-------- Data extract
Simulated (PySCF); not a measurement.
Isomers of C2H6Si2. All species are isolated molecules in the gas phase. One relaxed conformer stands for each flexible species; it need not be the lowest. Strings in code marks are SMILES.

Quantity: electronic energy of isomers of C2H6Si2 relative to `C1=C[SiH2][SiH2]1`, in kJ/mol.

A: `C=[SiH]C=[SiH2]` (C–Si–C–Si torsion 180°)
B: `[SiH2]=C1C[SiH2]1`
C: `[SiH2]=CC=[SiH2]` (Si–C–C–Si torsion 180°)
----------------

§ Brief:
Your task is to transcribe the listing above in full, exactly as given.

§ Exercise output:
Simulated (PySCF); not a measurement.
Isomers of C2H6Si2. All species are isolated molecules in the gas phase. One relaxed conformer stands for each flexible species; it need not be the lowest. Strings in code marks are SMILES.

Quantity: electronic energy of isomers of C2H6Si2 relative to `C1=C[SiH2][SiH2]1`, in kJ/mol.

A: `C=[SiH]C=[SiH2]` (C–Si–C–Si torsion 180°)
B: `[SiH2]=C1C[SiH2]1`
C: `[SiH2]=CC=[SiH2]` (Si–C–C–Si torsion 180°)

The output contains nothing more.